SOURCE MATERIAL section start

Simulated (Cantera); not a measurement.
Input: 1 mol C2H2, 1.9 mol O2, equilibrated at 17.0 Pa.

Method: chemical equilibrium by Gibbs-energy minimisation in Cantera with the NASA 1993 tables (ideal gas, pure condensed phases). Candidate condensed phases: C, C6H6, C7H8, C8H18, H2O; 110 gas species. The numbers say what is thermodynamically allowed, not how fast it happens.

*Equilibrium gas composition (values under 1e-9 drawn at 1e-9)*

SOURCE MATERIAL section end

# ASSIGNMENT
Line by line, please reproduce the records exactly.

# ANSWER AREA
Simulated (Cantera); not a measurement.
Input: 1 mol C2H2, 1.9 mol O2, equilibrated at 17.0 Pa.

Method: chemical equilibrium by Gibbs-energy minimisation in Cantera with the NASA 1993 tables (ideal gas, pure condensed phases). Candidate condensed phases: C, C6H6, C7H8, C8H18, H2O; 110 gas species. The numbers say what is thermodynamically allowed, not how fast it happens.

*Equilibrium gas composition (values under 1e-9 drawn at 1e-9)*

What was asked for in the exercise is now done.